▸ Work instruction
Would you return the entries exactly, with every line intact?

▸ Listed entries
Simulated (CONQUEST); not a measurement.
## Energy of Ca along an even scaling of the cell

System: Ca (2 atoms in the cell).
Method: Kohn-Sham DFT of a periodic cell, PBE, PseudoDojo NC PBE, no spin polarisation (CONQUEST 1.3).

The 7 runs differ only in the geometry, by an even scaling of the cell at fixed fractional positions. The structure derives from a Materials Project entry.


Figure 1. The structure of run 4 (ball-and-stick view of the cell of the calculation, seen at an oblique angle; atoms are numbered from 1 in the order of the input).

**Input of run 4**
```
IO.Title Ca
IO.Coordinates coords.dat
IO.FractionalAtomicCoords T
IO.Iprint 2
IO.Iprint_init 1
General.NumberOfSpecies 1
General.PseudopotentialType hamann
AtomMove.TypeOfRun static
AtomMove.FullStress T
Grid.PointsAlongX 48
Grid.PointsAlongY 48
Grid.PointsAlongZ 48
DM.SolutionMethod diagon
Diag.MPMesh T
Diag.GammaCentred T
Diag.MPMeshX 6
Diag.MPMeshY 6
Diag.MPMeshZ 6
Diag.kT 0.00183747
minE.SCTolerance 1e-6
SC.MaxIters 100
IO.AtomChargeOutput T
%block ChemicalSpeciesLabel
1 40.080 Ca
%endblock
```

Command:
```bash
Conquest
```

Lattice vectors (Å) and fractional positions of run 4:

▸ Answer space
Simulated (CONQUEST); not a measurement.
## Energy of Ca along an even scaling of the cell

System: Ca (2 atoms in the cell).
Method: Kohn-Sham DFT of a periodic cell, PBE, PseudoDojo NC PBE, no spin polarisation (CONQUEST 1.3).

The 7 runs differ only in the geometry, by an even scaling of the cell at fixed fractional positions. The structure derives from a Materials Project entry.


Figure 1. The structure of run 4 (ball-and-stick view of the cell of the calculation, seen at an oblique angle; atoms are numbered from 1 in the order of the input).

**Input of run 4**
```
IO.Title Ca
IO.Coordinates coords.dat
IO.FractionalAtomicCoords T
IO.Iprint 2
IO.Iprint_init 1
General.NumberOfSpecies 1
General.PseudopotentialType hamann
AtomMove.TypeOfRun static
AtomMove.FullStress T
Grid.PointsAlongX 48
Grid.PointsAlongY 48
Grid.PointsAlongZ 48
DM.SolutionMethod diagon
Diag.MPMesh T
Diag.GammaCentred T
Diag.MPMeshX 6
Diag.MPMeshY 6
Diag.MPMeshZ 6
Diag.kT 0.00183747
minE.SCTolerance 1e-6
SC.MaxIters 100
IO.AtomChargeOutput T
%block ChemicalSpeciesLabel
1 40.080 Ca
%endblock
```

Command:
```bash
Conquest
```

Lattice vectors (Å) and fractional positions of run 4:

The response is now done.